(EXTRACTED DATA)

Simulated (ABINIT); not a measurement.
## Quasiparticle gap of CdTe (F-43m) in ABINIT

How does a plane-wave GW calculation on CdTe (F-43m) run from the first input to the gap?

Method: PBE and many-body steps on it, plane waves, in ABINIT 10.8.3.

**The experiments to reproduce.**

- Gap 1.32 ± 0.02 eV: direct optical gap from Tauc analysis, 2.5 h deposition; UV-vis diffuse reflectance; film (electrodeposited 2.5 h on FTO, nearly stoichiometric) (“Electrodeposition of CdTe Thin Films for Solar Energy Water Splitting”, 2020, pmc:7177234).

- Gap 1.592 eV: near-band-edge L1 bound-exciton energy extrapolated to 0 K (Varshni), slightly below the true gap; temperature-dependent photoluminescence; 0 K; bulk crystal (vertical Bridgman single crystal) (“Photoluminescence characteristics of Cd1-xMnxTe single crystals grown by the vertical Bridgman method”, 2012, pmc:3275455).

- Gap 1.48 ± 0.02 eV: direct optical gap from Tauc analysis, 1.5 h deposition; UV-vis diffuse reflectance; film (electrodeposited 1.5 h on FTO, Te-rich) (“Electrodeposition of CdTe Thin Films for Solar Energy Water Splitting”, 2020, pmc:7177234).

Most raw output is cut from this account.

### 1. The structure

(End EXTRACTED DATA)

- [ACTIVITY]: All of the material above should be transcribed exactly, with no line omitted.

- [TASK OUTPUT]:
Simulated (ABINIT); not a measurement.
## Quasiparticle gap of CdTe (F-43m) in ABINIT

How does a plane-wave GW calculation on CdTe (F-43m) run from the first input to the gap?

Method: PBE and many-body steps on it, plane waves, in ABINIT 10.8.3.

**The experiments to reproduce.**

- Gap 1.32 ± 0.02 eV: direct optical gap from Tauc analysis, 2.5 h deposition; UV-vis diffuse reflectance; film (electrodeposited 2.5 h on FTO, nearly stoichiometric) (“Electrodeposition of CdTe Thin Films for Solar Energy Water Splitting”, 2020, pmc:7177234).

- Gap 1.592 eV: near-band-edge L1 bound-exciton energy extrapolated to 0 K (Varshni), slightly below the true gap; temperature-dependent photoluminescence; 0 K; bulk crystal (vertical Bridgman single crystal) (“Photoluminescence characteristics of Cd1-xMnxTe single crystals grown by the vertical Bridgman method”, 2012, pmc:3275455).

- Gap 1.48 ± 0.02 eV: direct optical gap from Tauc analysis, 1.5 h deposition; UV-vis diffuse reflectance; film (electrodeposited 1.5 h on FTO, Te-rich) (“Electrodeposition of CdTe Thin Films for Solar Energy Water Splitting”, 2020, pmc:7177234).

Most raw output is cut from this account.

### 1. The structure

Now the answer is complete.